************
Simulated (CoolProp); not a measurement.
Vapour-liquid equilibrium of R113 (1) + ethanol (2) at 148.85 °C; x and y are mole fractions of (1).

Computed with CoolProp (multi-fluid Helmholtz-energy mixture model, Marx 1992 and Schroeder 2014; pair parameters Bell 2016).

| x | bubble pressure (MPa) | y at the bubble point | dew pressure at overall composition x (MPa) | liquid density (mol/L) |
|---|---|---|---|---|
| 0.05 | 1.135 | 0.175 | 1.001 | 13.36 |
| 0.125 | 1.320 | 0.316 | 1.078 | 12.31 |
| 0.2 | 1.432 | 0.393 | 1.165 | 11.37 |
************

▸ **Assigned task**: From the records above, extract each line exactly as shown.

▸ **Exercise response**:
Simulated (CoolProp); not a measurement.
Vapour-liquid equilibrium of R113 (1) + ethanol (2) at 148.85 °C; x and y are mole fractions of (1).

Computed with CoolProp (multi-fluid Helmholtz-energy mixture model, Marx 1992 and Schroeder 2014; pair parameters Bell 2016).

| x | bubble pressure (MPa) | y at the bubble point | dew pressure at overall composition x (MPa) | liquid density (mol/L) |
|---|---|---|---|---|
| 0.05 | 1.135 | 0.175 | 1.001 | 13.36 |
| 0.125 | 1.320 | 0.316 | 1.078 | 12.31 |
| 0.2 | 1.432 | 0.393 | 1.165 | 11.37 |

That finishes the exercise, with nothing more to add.